**Action item:** Nothing in the entries may be altered; copy them in full.

**Record set:**
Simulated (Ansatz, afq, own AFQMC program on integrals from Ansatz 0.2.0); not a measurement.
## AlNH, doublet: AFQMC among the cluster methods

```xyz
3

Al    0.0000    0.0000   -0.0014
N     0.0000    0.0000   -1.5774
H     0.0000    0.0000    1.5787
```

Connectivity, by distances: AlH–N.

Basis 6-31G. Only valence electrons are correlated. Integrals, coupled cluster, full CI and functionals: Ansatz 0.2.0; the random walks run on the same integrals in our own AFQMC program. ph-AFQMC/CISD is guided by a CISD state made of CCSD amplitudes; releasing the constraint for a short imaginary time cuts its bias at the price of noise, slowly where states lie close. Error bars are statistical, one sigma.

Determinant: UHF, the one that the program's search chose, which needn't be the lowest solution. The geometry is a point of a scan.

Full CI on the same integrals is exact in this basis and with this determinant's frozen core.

**Exercise solution:**
Simulated (Ansatz, afq, own AFQMC program on integrals from Ansatz 0.2.0); not a measurement.
## AlNH, doublet: AFQMC among the cluster methods

```xyz
3

Al    0.0000    0.0000   -0.0014
N     0.0000    0.0000   -1.5774
H     0.0000    0.0000    1.5787
```

Connectivity, by distances: AlH–N.

Basis 6-31G. Only valence electrons are correlated. Integrals, coupled cluster, full CI and functionals: Ansatz 0.2.0; the random walks run on the same integrals in our own AFQMC program. ph-AFQMC/CISD is guided by a CISD state made of CCSD amplitudes; releasing the constraint for a short imaginary time cuts its bias at the price of noise, slowly where states lie close. Error bars are statistical, one sigma.

Determinant: UHF, the one that the program's search chose, which needn't be the lowest solution. The geometry is a point of a scan.

Full CI on the same integrals is exact in this basis and with this determinant's frozen core.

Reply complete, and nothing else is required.